Activity:
Reproduce this listing from its first line through the line with "Born–Oppenheimer molecular dynamics", inclusive, leaving out all that follows.

# # #

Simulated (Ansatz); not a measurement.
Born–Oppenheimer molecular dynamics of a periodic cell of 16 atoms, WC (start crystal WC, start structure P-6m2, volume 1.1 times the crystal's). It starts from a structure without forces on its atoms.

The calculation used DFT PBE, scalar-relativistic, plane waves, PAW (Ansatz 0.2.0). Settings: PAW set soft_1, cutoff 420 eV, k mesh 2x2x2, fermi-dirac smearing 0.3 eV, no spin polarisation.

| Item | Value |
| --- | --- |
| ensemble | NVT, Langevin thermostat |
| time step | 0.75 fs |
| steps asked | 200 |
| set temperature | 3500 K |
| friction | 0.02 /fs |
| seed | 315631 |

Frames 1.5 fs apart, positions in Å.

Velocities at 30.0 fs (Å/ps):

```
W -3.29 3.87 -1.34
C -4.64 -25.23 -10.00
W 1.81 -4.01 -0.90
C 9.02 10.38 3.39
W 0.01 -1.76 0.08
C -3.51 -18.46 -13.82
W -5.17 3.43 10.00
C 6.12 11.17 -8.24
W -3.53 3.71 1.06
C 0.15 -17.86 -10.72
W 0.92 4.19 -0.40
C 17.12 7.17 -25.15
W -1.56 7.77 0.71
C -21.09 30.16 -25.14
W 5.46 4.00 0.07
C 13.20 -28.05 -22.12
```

# # #

Expected answer:
Simulated (Ansatz); not a measurement.
Born–Oppenheimer molecular dynamics of a periodic cell of 16 atoms, WC (start crystal WC, start structure P-6m2, volume 1.1 times the crystal's). It starts from a structure without forces on its atoms.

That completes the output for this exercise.